→ Raw data
....
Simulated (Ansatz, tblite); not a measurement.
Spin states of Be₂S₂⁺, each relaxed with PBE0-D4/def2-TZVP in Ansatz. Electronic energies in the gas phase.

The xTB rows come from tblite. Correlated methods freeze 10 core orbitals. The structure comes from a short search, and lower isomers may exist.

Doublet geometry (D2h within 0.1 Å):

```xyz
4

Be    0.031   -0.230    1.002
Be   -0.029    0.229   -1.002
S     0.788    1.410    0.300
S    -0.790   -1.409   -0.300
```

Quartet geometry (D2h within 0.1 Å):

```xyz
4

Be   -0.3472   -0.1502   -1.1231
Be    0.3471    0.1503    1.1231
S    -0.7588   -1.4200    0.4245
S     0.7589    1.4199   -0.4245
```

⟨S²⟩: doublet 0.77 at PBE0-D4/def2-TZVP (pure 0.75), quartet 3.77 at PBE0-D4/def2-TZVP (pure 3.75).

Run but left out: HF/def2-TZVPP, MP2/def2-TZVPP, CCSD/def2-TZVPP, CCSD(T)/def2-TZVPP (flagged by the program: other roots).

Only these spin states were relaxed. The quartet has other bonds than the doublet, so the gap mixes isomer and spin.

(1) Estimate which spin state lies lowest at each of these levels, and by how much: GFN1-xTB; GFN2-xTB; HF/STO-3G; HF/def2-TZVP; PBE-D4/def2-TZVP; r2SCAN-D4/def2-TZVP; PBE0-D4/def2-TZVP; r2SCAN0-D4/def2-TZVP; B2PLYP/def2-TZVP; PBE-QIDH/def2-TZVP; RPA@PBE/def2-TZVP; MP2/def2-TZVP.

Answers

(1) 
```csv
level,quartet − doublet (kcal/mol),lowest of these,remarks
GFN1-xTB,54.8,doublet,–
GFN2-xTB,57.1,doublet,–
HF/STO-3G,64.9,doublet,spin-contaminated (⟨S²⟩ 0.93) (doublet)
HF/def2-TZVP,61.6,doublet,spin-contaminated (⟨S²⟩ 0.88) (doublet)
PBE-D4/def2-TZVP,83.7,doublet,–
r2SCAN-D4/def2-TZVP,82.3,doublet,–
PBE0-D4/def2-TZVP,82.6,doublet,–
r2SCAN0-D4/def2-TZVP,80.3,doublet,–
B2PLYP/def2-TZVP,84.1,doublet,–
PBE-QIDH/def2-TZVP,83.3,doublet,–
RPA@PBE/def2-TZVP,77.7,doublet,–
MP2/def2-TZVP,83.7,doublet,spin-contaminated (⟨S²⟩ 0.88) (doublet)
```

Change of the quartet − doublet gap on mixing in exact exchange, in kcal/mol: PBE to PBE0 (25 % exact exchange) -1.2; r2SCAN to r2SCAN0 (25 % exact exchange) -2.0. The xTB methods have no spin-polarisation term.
....

→ Assigned task
The answer is the records above restated word for word from their opening line through the line that holds "Spin states of", both included, and nothing else.

→ Task solution
Simulated (Ansatz, tblite); not a measurement.
Spin states of Be₂S₂⁺, each relaxed with PBE0-D4/def2-TZVP in Ansatz. Electronic energies in the gas phase.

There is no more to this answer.